Quote only the lines from the top of the listing below down to and including the line with "16.827 | -5.28 |".

**Dataset content**
=== Section Start ===
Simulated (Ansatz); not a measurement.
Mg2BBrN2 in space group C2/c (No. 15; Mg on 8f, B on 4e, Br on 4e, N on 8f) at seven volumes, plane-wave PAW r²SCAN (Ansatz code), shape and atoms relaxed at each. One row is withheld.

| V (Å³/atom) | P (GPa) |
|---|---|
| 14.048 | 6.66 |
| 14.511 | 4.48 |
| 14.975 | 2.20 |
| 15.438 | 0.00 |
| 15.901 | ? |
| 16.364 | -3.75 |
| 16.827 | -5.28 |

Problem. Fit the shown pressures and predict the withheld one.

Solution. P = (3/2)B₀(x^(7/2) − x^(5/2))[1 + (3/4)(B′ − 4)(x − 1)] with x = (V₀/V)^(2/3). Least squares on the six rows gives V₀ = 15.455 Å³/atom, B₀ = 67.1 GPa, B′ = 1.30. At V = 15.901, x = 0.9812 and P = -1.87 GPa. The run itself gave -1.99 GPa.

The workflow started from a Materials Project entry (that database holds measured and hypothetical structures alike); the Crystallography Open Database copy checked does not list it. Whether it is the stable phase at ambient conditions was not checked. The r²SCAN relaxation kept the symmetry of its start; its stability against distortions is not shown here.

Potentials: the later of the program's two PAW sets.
=== Section End ===

**Exercise response**
Simulated (Ansatz); not a measurement.
Mg2BBrN2 in space group C2/c (No. 15; Mg on 8f, B on 4e, Br on 4e, N on 8f) at seven volumes, plane-wave PAW r²SCAN (Ansatz code), shape and atoms relaxed at each. One row is withheld.

| V (Å³/atom) | P (GPa) |
|---|---|
| 14.048 | 6.66 |
| 14.511 | 4.48 |
| 14.975 | 2.20 |
| 15.438 | 0.00 |
| 15.901 | ? |
| 16.364 | -3.75 |
| 16.827 | -5.28 |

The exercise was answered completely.